Extracted information START
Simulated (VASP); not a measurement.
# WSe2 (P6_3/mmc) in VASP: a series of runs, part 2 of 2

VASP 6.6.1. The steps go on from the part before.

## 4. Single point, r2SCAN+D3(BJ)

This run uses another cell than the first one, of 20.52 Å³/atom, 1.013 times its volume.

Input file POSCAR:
Extracted information END

Copy the full listing exactly.

• _Written solution_
Simulated (VASP); not a measurement.
# WSe2 (P6_3/mmc) in VASP: a series of runs, part 2 of 2

VASP 6.6.1. The steps go on from the part before.

## 4. Single point, r2SCAN+D3(BJ)

This run uses another cell than the first one, of 20.52 Å³/atom, 1.013 times its volume.

Input file POSCAR:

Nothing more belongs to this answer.